WORK ITEM
Output only the stretch of the listing that starts at the line containing "The cell was" and ends at the line containing "Energies are extrapolated to zero smearing.", reproduced exactly with both ends.

══════════════════════════════

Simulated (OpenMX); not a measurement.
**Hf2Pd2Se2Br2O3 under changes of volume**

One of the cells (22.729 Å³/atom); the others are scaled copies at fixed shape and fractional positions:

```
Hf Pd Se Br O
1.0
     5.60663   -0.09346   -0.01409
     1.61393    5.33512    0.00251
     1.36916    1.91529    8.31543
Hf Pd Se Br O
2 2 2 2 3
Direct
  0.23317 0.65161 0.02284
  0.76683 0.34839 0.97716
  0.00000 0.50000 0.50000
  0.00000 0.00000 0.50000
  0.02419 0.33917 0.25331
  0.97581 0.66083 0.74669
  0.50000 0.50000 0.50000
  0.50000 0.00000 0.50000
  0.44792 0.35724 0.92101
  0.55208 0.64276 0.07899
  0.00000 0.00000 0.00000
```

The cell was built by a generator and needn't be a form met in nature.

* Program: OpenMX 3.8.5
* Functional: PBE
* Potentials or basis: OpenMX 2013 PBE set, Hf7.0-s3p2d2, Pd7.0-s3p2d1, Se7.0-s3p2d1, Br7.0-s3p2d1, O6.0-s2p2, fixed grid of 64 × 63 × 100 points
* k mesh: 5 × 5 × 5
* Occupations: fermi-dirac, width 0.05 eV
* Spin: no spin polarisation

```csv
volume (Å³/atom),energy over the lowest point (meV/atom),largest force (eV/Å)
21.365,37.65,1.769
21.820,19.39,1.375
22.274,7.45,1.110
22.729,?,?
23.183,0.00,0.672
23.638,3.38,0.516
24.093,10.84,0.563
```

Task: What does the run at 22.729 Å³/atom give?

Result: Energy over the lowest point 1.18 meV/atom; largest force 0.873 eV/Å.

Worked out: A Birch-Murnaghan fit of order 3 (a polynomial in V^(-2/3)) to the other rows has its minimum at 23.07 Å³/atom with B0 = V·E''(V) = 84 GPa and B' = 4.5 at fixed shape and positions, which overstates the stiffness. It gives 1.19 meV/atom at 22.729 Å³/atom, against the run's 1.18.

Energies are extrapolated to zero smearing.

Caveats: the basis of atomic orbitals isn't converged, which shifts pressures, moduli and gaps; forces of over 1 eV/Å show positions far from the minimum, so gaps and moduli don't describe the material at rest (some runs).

══════════════════════════════

TASK RESPONSE
The cell was built by a generator and needn't be a form met in nature.

* Program: OpenMX 3.8.5
* Functional: PBE
* Potentials or basis: OpenMX 2013 PBE set, Hf7.0-s3p2d2, Pd7.0-s3p2d1, Se7.0-s3p2d1, Br7.0-s3p2d1, O6.0-s2p2, fixed grid of 64 × 63 × 100 points
* k mesh: 5 × 5 × 5
* Occupations: fermi-dirac, width 0.05 eV
* Spin: no spin polarisation

```csv
volume (Å³/atom),energy over the lowest point (meV/atom),largest force (eV/Å)
21.365,37.65,1.769
21.820,19.39,1.375
22.274,7.45,1.110
22.729,?,?
23.183,0.00,0.672
23.638,3.38,0.516
24.093,10.84,0.563
```

Task: What does the run at 22.729 Å³/atom give?

Result: Energy over the lowest point 1.18 meV/atom; largest force 0.873 eV/Å.

Worked out: A Birch-Murnaghan fit of order 3 (a polynomial in V^(-2/3)) to the other rows has its minimum at 23.07 Å³/atom with B0 = V·E''(V) = 84 GPa and B' = 4.5 at fixed shape and positions, which overstates the stiffness. It gives 1.19 meV/atom at 22.729 Å³/atom, against the run's 1.18.

Energies are extrapolated to zero smearing.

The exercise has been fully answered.